--- TASK ITEM ---
Exactly reproduce the lines from the top of the entries below through the line containing "### How are", with both ends included.

[Start of Attachment]
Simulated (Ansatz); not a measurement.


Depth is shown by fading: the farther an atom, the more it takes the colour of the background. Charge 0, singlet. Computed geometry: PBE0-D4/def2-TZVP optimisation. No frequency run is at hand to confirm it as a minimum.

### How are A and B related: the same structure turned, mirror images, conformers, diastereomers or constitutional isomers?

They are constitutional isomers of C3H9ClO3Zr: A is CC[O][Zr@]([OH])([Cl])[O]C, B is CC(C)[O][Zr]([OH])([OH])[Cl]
[End of Attachment]

--- TASK RESULT ---
Simulated (Ansatz); not a measurement.


Depth is shown by fading: the farther an atom, the more it takes the colour of the background. Charge 0, singlet. Computed geometry: PBE0-D4/def2-TZVP optimisation. No frequency run is at hand to confirm it as a minimum.

### How are A and B related: the same structure turned, mirror images, conformers, diastereomers or constitutional isomers?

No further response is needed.